▶ [Assignment]
Beginning with the first entry, set down each one exactly as shown.

*** Opening Excerpted data ***

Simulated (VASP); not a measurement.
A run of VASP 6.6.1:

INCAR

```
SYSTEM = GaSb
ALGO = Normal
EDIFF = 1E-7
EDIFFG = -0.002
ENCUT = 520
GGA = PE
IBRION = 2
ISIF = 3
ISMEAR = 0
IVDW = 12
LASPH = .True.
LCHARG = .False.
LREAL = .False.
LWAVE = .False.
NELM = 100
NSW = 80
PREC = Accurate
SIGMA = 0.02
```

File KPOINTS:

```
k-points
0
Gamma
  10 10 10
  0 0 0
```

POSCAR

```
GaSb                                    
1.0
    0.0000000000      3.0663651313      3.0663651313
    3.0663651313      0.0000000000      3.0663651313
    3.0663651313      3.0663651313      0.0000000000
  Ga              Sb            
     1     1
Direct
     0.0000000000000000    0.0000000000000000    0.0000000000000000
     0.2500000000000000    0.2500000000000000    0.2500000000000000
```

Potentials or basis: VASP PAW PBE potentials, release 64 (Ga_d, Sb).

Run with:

*** Closing Excerpted data ***

▶ [Exercise answer]
Simulated (VASP); not a measurement.
A run of VASP 6.6.1:

INCAR

```
SYSTEM = GaSb
ALGO = Normal
EDIFF = 1E-7
EDIFFG = -0.002
ENCUT = 520
GGA = PE
IBRION = 2
ISIF = 3
ISMEAR = 0
IVDW = 12
LASPH = .True.
LCHARG = .False.
LREAL = .False.
LWAVE = .False.
NELM = 100
NSW = 80
PREC = Accurate
SIGMA = 0.02
```

File KPOINTS:

```
k-points
0
Gamma
  10 10 10
  0 0 0
```

POSCAR

```
GaSb                                    
1.0
    0.0000000000      3.0663651313      3.0663651313
    3.0663651313      0.0000000000      3.0663651313
    3.0663651313      3.0663651313      0.0000000000
  Ga              Sb            
     1     1
Direct
     0.0000000000000000    0.0000000000000000    0.0000000000000000
     0.2500000000000000    0.2500000000000000    0.2500000000000000
```

Potentials or basis: VASP PAW PBE potentials, release 64 (Ga_d, Sb).

Run with:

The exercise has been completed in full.